-- Entries shown follows --
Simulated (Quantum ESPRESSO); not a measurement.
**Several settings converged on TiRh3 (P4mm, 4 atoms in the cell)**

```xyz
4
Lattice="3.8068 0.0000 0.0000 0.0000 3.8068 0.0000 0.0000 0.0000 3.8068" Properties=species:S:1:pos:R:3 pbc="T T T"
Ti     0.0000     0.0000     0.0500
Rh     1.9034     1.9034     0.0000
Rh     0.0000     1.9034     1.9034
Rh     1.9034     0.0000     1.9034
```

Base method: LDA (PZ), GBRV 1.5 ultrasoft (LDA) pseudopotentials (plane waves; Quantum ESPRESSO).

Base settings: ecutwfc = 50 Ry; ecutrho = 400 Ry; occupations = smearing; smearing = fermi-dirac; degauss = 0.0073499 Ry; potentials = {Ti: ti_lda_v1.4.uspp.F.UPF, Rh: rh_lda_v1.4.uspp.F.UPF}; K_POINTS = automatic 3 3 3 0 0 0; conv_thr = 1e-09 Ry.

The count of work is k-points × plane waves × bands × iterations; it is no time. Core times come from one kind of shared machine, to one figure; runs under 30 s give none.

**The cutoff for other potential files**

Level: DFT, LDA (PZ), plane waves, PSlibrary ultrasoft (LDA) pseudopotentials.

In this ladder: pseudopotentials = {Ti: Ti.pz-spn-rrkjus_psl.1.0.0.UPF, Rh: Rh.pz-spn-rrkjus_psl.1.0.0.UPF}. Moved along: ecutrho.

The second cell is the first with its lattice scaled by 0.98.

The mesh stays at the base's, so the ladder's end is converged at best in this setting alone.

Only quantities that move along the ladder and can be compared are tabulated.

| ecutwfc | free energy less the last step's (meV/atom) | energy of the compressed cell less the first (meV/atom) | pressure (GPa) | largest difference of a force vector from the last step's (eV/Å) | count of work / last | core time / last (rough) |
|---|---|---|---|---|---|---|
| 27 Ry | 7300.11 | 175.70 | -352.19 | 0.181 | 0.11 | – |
-- Entries shown concluded --

_Work request_
Reproduce the records above exactly, from the first line through the line containing "Base settings: ecutwfc", and output nothing else.

_Task output_
Simulated (Quantum ESPRESSO); not a measurement.
**Several settings converged on TiRh3 (P4mm, 4 atoms in the cell)**

```xyz
4
Lattice="3.8068 0.0000 0.0000 0.0000 3.8068 0.0000 0.0000 0.0000 3.8068" Properties=species:S:1:pos:R:3 pbc="T T T"
Ti     0.0000     0.0000     0.0500
Rh     1.9034     1.9034     0.0000
Rh     0.0000     1.9034     1.9034
Rh     1.9034     0.0000     1.9034
```

Base method: LDA (PZ), GBRV 1.5 ultrasoft (LDA) pseudopotentials (plane waves; Quantum ESPRESSO).

Base settings: ecutwfc = 50 Ry; ecutrho = 400 Ry; occupations = smearing; smearing = fermi-dirac; degauss = 0.0073499 Ry; potentials = {Ti: ti_lda_v1.4.uspp.F.UPF, Rh: rh_lda_v1.4.uspp.F.UPF}; K_POINTS = automatic 3 3 3 0 0 0; conv_thr = 1e-09 Ry.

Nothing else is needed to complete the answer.